━━━━━ Dataset excerpts

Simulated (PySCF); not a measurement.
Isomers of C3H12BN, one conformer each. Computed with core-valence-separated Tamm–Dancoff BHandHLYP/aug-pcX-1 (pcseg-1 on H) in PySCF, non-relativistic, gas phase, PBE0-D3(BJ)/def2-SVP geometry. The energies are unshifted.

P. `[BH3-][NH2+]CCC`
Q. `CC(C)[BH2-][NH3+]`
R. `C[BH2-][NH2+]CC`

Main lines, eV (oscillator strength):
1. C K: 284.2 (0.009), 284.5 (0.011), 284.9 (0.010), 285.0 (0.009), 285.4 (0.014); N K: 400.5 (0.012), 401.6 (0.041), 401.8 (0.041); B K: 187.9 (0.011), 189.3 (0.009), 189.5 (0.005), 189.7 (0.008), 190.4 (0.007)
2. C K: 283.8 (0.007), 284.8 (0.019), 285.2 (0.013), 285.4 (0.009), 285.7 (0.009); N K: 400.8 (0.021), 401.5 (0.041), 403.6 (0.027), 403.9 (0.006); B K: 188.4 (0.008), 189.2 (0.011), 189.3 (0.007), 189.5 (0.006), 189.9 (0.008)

━━━━━━━━━━

■ Activity ■
Your output must be an exact copy of every entry.

■ Task answer ■
Simulated (PySCF); not a measurement.
Isomers of C3H12BN, one conformer each. Computed with core-valence-separated Tamm–Dancoff BHandHLYP/aug-pcX-1 (pcseg-1 on H) in PySCF, non-relativistic, gas phase, PBE0-D3(BJ)/def2-SVP geometry. The energies are unshifted.

P. `[BH3-][NH2+]CCC`
Q. `CC(C)[BH2-][NH3+]`
R. `C[BH2-][NH2+]CC`

Main lines, eV (oscillator strength):
1. C K: 284.2 (0.009), 284.5 (0.011), 284.9 (0.010), 285.0 (0.009), 285.4 (0.014); N K: 400.5 (0.012), 401.6 (0.041), 401.8 (0.041); B K: 187.9 (0.011), 189.3 (0.009), 189.5 (0.005), 189.7 (0.008), 190.4 (0.007)
2. C K: 283.8 (0.007), 284.8 (0.019), 285.2 (0.013), 285.4 (0.009), 285.7 (0.009); N K: 400.8 (0.021), 401.5 (0.041), 403.6 (0.027), 403.9 (0.006); B K: 188.4 (0.008), 189.2 (0.011), 189.3 (0.007), 189.5 (0.006), 189.9 (0.008)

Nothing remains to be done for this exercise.